** Opening Extracted entries block **

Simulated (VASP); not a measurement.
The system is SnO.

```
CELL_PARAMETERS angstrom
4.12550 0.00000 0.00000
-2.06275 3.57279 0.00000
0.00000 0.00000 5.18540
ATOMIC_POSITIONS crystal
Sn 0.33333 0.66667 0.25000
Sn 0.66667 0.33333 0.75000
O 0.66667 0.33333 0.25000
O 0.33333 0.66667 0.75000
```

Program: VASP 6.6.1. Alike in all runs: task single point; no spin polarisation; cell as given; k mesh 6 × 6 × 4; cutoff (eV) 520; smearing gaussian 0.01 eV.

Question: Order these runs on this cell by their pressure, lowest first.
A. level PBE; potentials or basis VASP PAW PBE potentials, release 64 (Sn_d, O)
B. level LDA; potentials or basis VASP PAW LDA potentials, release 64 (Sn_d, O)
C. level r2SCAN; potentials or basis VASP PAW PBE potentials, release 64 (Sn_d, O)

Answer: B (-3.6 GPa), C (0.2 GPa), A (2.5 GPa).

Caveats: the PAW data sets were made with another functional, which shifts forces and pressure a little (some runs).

** Closing Extracted entries block **

__Task item__. An exact copy of every record is required here.

__Answer space__.
Simulated (VASP); not a measurement.
The system is SnO.

```
CELL_PARAMETERS angstrom
4.12550 0.00000 0.00000
-2.06275 3.57279 0.00000
0.00000 0.00000 5.18540
ATOMIC_POSITIONS crystal
Sn 0.33333 0.66667 0.25000
Sn 0.66667 0.33333 0.75000
O 0.66667 0.33333 0.25000
O 0.33333 0.66667 0.75000
```

Program: VASP 6.6.1. Alike in all runs: task single point; no spin polarisation; cell as given; k mesh 6 × 6 × 4; cutoff (eV) 520; smearing gaussian 0.01 eV.

Question: Order these runs on this cell by their pressure, lowest first.
A. level PBE; potentials or basis VASP PAW PBE potentials, release 64 (Sn_d, O)
B. level LDA; potentials or basis VASP PAW LDA potentials, release 64 (Sn_d, O)
C. level r2SCAN; potentials or basis VASP PAW PBE potentials, release 64 (Sn_d, O)

Answer: B (-3.6 GPa), C (0.2 GPa), A (2.5 GPa).

Caveats: the PAW data sets were made with another functional, which shifts forces and pressure a little (some runs).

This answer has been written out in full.